(Material shown)
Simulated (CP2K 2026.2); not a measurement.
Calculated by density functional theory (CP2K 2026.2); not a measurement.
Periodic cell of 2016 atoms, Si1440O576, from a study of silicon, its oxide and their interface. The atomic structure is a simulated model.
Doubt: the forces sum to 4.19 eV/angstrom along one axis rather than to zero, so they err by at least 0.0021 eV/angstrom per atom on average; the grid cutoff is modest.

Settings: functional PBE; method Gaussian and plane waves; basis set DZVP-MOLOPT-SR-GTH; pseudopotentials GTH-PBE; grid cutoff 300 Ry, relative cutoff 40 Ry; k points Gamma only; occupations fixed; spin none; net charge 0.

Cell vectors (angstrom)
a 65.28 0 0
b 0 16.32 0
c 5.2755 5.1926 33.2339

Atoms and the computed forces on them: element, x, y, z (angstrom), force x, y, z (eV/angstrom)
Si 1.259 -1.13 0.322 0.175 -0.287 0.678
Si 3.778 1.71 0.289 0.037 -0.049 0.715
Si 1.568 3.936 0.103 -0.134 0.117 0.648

(Brief)
Starting at the top of the data above, repeat every line exactly until the line containing "Si 3.778 1.71 0.289 0.037 -0.049 0.715" has been given, then stop.

(Result)
Simulated (CP2K 2026.2); not a measurement.
Calculated by density functional theory (CP2K 2026.2); not a measurement.
Periodic cell of 2016 atoms, Si1440O576, from a study of silicon, its oxide and their interface. The atomic structure is a simulated model.
Doubt: the forces sum to 4.19 eV/angstrom along one axis rather than to zero, so they err by at least 0.0021 eV/angstrom per atom on average; the grid cutoff is modest.

Settings: functional PBE; method Gaussian and plane waves; basis set DZVP-MOLOPT-SR-GTH; pseudopotentials GTH-PBE; grid cutoff 300 Ry, relative cutoff 40 Ry; k points Gamma only; occupations fixed; spin none; net charge 0.

Cell vectors (angstrom)
a 65.28 0 0
b 0 16.32 0
c 5.2755 5.1926 33.2339

Atoms and the computed forces on them: element, x, y, z (angstrom), force x, y, z (eV/angstrom)
Si 1.259 -1.13 0.322 0.175 -0.287 0.678
Si 3.778 1.71 0.289 0.037 -0.049 0.715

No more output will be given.